◆ EXTRACTED MATERIAL ◆
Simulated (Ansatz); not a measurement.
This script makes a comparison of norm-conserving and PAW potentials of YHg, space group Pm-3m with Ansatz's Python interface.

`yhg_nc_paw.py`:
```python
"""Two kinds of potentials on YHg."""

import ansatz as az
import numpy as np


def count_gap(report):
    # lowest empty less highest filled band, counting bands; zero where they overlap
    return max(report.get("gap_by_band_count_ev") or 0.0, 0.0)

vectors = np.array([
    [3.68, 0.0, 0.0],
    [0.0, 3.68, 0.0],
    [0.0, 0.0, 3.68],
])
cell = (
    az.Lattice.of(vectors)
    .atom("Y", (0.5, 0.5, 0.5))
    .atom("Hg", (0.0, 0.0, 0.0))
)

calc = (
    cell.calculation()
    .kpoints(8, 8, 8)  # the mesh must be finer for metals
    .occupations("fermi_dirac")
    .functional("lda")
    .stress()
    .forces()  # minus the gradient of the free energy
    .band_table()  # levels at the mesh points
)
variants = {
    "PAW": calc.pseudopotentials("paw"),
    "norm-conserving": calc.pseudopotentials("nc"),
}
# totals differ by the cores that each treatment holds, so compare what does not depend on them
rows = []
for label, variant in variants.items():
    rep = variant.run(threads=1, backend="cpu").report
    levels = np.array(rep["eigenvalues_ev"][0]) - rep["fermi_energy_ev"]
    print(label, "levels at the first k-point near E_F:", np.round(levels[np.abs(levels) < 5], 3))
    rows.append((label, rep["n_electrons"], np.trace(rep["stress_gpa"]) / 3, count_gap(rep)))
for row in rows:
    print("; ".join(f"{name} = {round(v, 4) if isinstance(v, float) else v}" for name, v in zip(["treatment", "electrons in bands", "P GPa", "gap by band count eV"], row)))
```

◆ WORK ITEM ◆
Retype the material exactly.

◆ TASK SOLUTION ◆
Simulated (Ansatz); not a measurement.
This script makes a comparison of norm-conserving and PAW potentials of YHg, space group Pm-3m with Ansatz's Python interface.

`yhg_nc_paw.py`:
```python
"""Two kinds of potentials on YHg."""

import ansatz as az
import numpy as np


def count_gap(report):
    # lowest empty less highest filled band, counting bands; zero where they overlap
    return max(report.get("gap_by_band_count_ev") or 0.0, 0.0)

vectors = np.array([
    [3.68, 0.0, 0.0],
    [0.0, 3.68, 0.0],
    [0.0, 0.0, 3.68],
])
cell = (
    az.Lattice.of(vectors)
    .atom("Y", (0.5, 0.5, 0.5))
    .atom("Hg", (0.0, 0.0, 0.0))
)

calc = (
    cell.calculation()
    .kpoints(8, 8, 8)  # the mesh must be finer for metals
    .occupations("fermi_dirac")
    .functional("lda")
    .stress()
    .forces()  # minus the gradient of the free energy
    .band_table()  # levels at the mesh points
)
variants = {
    "PAW": calc.pseudopotentials("paw"),
    "norm-conserving": calc.pseudopotentials("nc"),
}
# totals differ by the cores that each treatment holds, so compare what does not depend on them
rows = []
for label, variant in variants.items():
    rep = variant.run(threads=1, backend="cpu").report
    levels = np.array(rep["eigenvalues_ev"][0]) - rep["fermi_energy_ev"]
    print(label, "levels at the first k-point near E_F:", np.round(levels[np.abs(levels) < 5], 3))
    rows.append((label, rep["n_electrons"], np.trace(rep["stress_gpa"]) / 3, count_gap(rep)))
for row in rows:
    print("; ".join(f"{name} = {round(v, 4) if isinstance(v, float) else v}" for name, v in zip(["treatment", "electrons in bands", "P GPa", "gap by band count eV"], row)))
```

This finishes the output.